##############################
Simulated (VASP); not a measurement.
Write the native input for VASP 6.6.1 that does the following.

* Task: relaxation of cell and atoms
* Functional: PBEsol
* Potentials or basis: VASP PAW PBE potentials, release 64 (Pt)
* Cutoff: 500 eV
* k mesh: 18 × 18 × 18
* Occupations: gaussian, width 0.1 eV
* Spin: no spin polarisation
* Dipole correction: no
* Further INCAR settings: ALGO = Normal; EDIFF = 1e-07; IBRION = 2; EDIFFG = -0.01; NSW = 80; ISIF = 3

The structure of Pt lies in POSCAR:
##############################

ASSIGNMENT:
Your answer should consist of every record, restated exactly.

TASK RESPONSE:
Simulated (VASP); not a measurement.
Write the native input for VASP 6.6.1 that does the following.

* Task: relaxation of cell and atoms
* Functional: PBEsol
* Potentials or basis: VASP PAW PBE potentials, release 64 (Pt)
* Cutoff: 500 eV
* k mesh: 18 × 18 × 18
* Occupations: gaussian, width 0.1 eV
* Spin: no spin polarisation
* Dipole correction: no
* Further INCAR settings: ALGO = Normal; EDIFF = 1e-07; IBRION = 2; EDIFFG = -0.01; NSW = 80; ISIF = 3

The structure of Pt lies in POSCAR:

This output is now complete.